Content starts
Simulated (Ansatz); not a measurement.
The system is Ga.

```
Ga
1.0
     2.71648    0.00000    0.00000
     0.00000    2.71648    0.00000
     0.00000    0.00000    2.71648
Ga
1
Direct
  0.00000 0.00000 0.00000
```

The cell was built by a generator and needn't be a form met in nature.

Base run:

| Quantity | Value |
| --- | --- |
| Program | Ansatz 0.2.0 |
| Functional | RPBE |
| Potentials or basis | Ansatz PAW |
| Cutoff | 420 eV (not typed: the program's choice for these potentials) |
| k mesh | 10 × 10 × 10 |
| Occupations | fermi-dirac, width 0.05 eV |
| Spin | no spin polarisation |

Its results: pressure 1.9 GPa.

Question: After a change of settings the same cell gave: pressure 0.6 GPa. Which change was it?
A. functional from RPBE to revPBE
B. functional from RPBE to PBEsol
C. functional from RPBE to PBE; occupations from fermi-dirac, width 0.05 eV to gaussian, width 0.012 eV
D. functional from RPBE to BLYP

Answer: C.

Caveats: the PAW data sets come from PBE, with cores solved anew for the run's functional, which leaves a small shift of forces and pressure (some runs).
Content ends

*EXERCISE:* All of the data, from the first line to the last, should be written out exactly.

*RESPONSE BOX:*
Simulated (Ansatz); not a measurement.
The system is Ga.

```
Ga
1.0
     2.71648    0.00000    0.00000
     0.00000    2.71648    0.00000
     0.00000    0.00000    2.71648
Ga
1
Direct
  0.00000 0.00000 0.00000
```

The cell was built by a generator and needn't be a form met in nature.

Base run:

| Quantity | Value |
| --- | --- |
| Program | Ansatz 0.2.0 |
| Functional | RPBE |
| Potentials or basis | Ansatz PAW |
| Cutoff | 420 eV (not typed: the program's choice for these potentials) |
| k mesh | 10 × 10 × 10 |
| Occupations | fermi-dirac, width 0.05 eV |
| Spin | no spin polarisation |

Its results: pressure 1.9 GPa.

Question: After a change of settings the same cell gave: pressure 0.6 GPa. Which change was it?
A. functional from RPBE to revPBE
B. functional from RPBE to PBEsol
C. functional from RPBE to PBE; occupations from fermi-dirac, width 0.05 eV to gaussian, width 0.012 eV
D. functional from RPBE to BLYP

Answer: C.

Caveats: the PAW data sets come from PBE, with cores solved anew for the run's functional, which leaves a small shift of forces and pressure (some runs).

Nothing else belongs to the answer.